Work task ::
Repeat the records. Each line must match exactly.

┄┄┄┄┄┄┄┄┄┄

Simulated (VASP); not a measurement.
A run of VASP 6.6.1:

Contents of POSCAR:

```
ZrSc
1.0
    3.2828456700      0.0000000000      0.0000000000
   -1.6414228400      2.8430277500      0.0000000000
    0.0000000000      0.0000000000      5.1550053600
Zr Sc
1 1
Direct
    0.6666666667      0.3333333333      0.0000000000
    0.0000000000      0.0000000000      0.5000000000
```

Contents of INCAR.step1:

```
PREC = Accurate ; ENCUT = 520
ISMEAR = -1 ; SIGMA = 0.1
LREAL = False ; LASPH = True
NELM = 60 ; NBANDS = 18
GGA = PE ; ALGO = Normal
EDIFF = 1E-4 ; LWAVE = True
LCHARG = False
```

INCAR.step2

┄┄┄┄┄┄┄┄┄┄

Reply ::
Simulated (VASP); not a measurement.
A run of VASP 6.6.1:

Contents of POSCAR:

```
ZrSc
1.0
    3.2828456700      0.0000000000      0.0000000000
   -1.6414228400      2.8430277500      0.0000000000
    0.0000000000      0.0000000000      5.1550053600
Zr Sc
1 1
Direct
    0.6666666667      0.3333333333      0.0000000000
    0.0000000000      0.0000000000      0.5000000000
```

Contents of INCAR.step1:

```
PREC = Accurate ; ENCUT = 520
ISMEAR = -1 ; SIGMA = 0.1
LREAL = False ; LASPH = True
NELM = 60 ; NBANDS = 18
GGA = PE ; ALGO = Normal
EDIFF = 1E-4 ; LWAVE = True
LCHARG = False
```

INCAR.step2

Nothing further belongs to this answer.